ACTIVITY
Only the lines from the first line of the material below to the line containing "SIESTA 5.4.2 |", inclusive, should be copied, each exactly as written.

RECORD EXCERPTS
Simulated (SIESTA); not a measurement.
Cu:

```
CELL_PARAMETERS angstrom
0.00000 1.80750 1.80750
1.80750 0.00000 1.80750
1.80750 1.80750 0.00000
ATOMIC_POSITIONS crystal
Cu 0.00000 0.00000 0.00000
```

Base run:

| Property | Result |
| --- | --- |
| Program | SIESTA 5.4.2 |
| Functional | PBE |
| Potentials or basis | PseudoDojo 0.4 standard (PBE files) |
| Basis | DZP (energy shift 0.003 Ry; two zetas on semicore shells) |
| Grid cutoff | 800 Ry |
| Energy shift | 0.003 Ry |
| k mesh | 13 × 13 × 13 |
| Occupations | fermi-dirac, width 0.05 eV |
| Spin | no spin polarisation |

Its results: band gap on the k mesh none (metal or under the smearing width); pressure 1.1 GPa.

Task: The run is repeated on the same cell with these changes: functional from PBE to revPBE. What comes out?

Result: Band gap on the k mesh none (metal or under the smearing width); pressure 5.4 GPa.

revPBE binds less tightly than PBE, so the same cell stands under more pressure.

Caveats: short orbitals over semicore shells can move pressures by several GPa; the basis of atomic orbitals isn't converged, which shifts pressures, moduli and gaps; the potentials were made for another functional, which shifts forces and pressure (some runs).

WORKED SOLUTION
Simulated (SIESTA); not a measurement.
Cu:

```
CELL_PARAMETERS angstrom
0.00000 1.80750 1.80750
1.80750 0.00000 1.80750
1.80750 1.80750 0.00000
ATOMIC_POSITIONS crystal
Cu 0.00000 0.00000 0.00000
```

Base run:

| Property | Result |
| --- | --- |
| Program | SIESTA 5.4.2 |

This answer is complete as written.